# WORK ITEM
Print the complete listing so that it matches the original exactly.

-*-*-

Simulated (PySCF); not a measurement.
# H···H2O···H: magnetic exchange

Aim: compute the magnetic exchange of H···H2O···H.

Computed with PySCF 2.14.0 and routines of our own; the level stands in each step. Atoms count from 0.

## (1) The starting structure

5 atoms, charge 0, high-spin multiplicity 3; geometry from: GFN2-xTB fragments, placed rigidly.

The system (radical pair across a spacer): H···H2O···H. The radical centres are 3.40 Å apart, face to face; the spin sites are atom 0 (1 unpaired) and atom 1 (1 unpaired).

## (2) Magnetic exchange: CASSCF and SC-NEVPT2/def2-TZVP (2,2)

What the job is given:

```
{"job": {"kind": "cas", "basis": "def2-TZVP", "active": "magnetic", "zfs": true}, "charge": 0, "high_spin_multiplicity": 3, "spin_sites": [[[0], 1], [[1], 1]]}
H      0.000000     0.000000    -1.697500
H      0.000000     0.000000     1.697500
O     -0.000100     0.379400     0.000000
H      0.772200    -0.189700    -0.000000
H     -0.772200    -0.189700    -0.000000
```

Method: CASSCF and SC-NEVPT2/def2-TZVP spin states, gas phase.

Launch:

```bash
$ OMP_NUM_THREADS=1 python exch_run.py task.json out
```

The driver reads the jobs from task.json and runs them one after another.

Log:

-*-*-

# WRITTEN REPLY
Simulated (PySCF); not a measurement.
# H···H2O···H: magnetic exchange

Aim: compute the magnetic exchange of H···H2O···H.

Computed with PySCF 2.14.0 and routines of our own; the level stands in each step. Atoms count from 0.

## (1) The starting structure

5 atoms, charge 0, high-spin multiplicity 3; geometry from: GFN2-xTB fragments, placed rigidly.

The system (radical pair across a spacer): H···H2O···H. The radical centres are 3.40 Å apart, face to face; the spin sites are atom 0 (1 unpaired) and atom 1 (1 unpaired).

## (2) Magnetic exchange: CASSCF and SC-NEVPT2/def2-TZVP (2,2)

What the job is given:

```
{"job": {"kind": "cas", "basis": "def2-TZVP", "active": "magnetic", "zfs": true}, "charge": 0, "high_spin_multiplicity": 3, "spin_sites": [[[0], 1], [[1], 1]]}
H      0.000000     0.000000    -1.697500
H      0.000000     0.000000     1.697500
O     -0.000100     0.379400     0.000000
H      0.772200    -0.189700    -0.000000
H     -0.772200    -0.189700    -0.000000
```

Method: CASSCF and SC-NEVPT2/def2-TZVP spin states, gas phase.

Launch:

```bash
$ OMP_NUM_THREADS=1 python exch_run.py task.json out
```

The driver reads the jobs from task.json and runs them one after another.

Log:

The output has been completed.